• _WORK ITEM_
Only one stretch of the listing below is wanted: every line from the first to the line containing "Question: Does the Dirac virial theorem hold?", set down exactly.

--*--

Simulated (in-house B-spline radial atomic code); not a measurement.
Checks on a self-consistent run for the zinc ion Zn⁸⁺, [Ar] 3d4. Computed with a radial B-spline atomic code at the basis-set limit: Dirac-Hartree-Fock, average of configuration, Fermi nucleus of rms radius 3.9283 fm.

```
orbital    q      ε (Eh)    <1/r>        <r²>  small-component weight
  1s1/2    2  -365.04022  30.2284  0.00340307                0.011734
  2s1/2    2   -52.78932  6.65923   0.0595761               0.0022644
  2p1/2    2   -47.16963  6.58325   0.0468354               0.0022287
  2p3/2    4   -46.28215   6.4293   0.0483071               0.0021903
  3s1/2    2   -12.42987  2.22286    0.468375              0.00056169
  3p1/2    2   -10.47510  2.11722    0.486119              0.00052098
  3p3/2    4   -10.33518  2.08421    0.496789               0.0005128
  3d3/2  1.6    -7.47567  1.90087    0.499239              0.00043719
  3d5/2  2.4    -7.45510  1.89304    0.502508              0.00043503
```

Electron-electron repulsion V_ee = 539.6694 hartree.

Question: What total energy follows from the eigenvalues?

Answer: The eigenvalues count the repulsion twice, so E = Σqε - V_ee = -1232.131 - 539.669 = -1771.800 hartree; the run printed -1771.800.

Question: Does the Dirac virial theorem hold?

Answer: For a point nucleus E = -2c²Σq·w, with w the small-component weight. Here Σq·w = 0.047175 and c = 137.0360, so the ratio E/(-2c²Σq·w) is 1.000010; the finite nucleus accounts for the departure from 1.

--*--

• _RESPONSE AREA_
Simulated (in-house B-spline radial atomic code); not a measurement.
Checks on a self-consistent run for the zinc ion Zn⁸⁺, [Ar] 3d4. Computed with a radial B-spline atomic code at the basis-set limit: Dirac-Hartree-Fock, average of configuration, Fermi nucleus of rms radius 3.9283 fm.

```
orbital    q      ε (Eh)    <1/r>        <r²>  small-component weight
  1s1/2    2  -365.04022  30.2284  0.00340307                0.011734
  2s1/2    2   -52.78932  6.65923   0.0595761               0.0022644
  2p1/2    2   -47.16963  6.58325   0.0468354               0.0022287
  2p3/2    4   -46.28215   6.4293   0.0483071               0.0021903
  3s1/2    2   -12.42987  2.22286    0.468375              0.00056169
  3p1/2    2   -10.47510  2.11722    0.486119              0.00052098
  3p3/2    4   -10.33518  2.08421    0.496789               0.0005128
  3d3/2  1.6    -7.47567  1.90087    0.499239              0.00043719
  3d5/2  2.4    -7.45510  1.89304    0.502508              0.00043503
```

Electron-electron repulsion V_ee = 539.6694 hartree.

Question: What total energy follows from the eigenvalues?

Answer: The eigenvalues count the repulsion twice, so E = Σqε - V_ee = -1232.131 - 539.669 = -1771.800 hartree; the run printed -1771.800.

Question: Does the Dirac virial theorem hold?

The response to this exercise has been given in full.